━━━━━━━━━━━━━━━━━━━━
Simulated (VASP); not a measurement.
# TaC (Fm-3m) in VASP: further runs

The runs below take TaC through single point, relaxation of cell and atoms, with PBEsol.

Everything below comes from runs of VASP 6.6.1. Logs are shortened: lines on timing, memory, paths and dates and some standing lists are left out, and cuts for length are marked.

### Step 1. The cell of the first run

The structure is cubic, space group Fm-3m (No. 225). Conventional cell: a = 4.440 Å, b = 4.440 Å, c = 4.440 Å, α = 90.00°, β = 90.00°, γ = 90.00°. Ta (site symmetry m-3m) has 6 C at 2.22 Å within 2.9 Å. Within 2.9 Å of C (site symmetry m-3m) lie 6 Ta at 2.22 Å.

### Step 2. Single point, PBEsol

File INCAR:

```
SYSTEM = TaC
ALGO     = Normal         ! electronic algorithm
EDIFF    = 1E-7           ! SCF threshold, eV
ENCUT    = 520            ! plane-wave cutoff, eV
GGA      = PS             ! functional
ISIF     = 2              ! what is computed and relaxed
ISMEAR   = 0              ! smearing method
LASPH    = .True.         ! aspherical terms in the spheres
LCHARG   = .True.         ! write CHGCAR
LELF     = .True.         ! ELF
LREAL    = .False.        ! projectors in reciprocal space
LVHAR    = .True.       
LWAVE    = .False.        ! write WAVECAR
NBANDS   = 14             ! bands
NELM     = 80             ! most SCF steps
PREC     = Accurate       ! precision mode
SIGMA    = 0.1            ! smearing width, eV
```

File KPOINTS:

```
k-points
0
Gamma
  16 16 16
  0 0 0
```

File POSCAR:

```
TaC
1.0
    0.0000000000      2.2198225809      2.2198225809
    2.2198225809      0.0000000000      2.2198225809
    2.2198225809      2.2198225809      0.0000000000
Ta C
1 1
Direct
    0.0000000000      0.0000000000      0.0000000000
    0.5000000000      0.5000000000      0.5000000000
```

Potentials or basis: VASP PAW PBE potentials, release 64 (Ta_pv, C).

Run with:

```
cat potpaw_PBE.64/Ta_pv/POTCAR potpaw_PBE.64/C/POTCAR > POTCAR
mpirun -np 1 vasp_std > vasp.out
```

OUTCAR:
━━━━━━━━━━━━━━━━━━━━

Exercise: Return nothing but the lines from the start of the listing above through the line containing "### Step 1. The cell of the first run", exactly as given.

Task answer:
Simulated (VASP); not a measurement.
# TaC (Fm-3m) in VASP: further runs

The runs below take TaC through single point, relaxation of cell and atoms, with PBEsol.

Everything below comes from runs of VASP 6.6.1. Logs are shortened: lines on timing, memory, paths and dates and some standing lists are left out, and cuts for length are marked.

### Step 1. The cell of the first run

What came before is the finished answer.